═════ Information given
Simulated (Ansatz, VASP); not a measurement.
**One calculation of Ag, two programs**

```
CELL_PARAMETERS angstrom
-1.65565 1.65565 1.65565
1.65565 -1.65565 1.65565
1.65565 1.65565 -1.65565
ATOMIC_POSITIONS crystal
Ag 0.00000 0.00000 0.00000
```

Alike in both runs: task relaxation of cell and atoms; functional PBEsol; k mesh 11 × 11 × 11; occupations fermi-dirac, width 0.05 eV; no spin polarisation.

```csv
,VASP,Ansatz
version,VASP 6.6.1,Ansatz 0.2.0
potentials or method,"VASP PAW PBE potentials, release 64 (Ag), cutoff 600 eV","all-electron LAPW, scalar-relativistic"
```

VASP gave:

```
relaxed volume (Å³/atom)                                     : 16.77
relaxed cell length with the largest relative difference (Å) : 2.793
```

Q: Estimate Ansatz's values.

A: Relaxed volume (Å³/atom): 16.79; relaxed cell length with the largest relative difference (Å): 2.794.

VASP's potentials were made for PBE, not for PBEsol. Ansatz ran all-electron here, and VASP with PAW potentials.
══════════

**Assignment:**
Retype the records above in full, matching each line exactly.

**Exercise output:**
Simulated (Ansatz, VASP); not a measurement.
**One calculation of Ag, two programs**

```
CELL_PARAMETERS angstrom
-1.65565 1.65565 1.65565
1.65565 -1.65565 1.65565
1.65565 1.65565 -1.65565
ATOMIC_POSITIONS crystal
Ag 0.00000 0.00000 0.00000
```

Alike in both runs: task relaxation of cell and atoms; functional PBEsol; k mesh 11 × 11 × 11; occupations fermi-dirac, width 0.05 eV; no spin polarisation.

```csv
,VASP,Ansatz
version,VASP 6.6.1,Ansatz 0.2.0
potentials or method,"VASP PAW PBE potentials, release 64 (Ag), cutoff 600 eV","all-electron LAPW, scalar-relativistic"
```

VASP gave:

```
relaxed volume (Å³/atom)                                     : 16.77
relaxed cell length with the largest relative difference (Å) : 2.793
```

Q: Estimate Ansatz's values.

A: Relaxed volume (Å³/atom): 16.79; relaxed cell length with the largest relative difference (Å): 2.794.

VASP's potentials were made for PBE, not for PBEsol. Ansatz ran all-electron here, and VASP with PAW potentials.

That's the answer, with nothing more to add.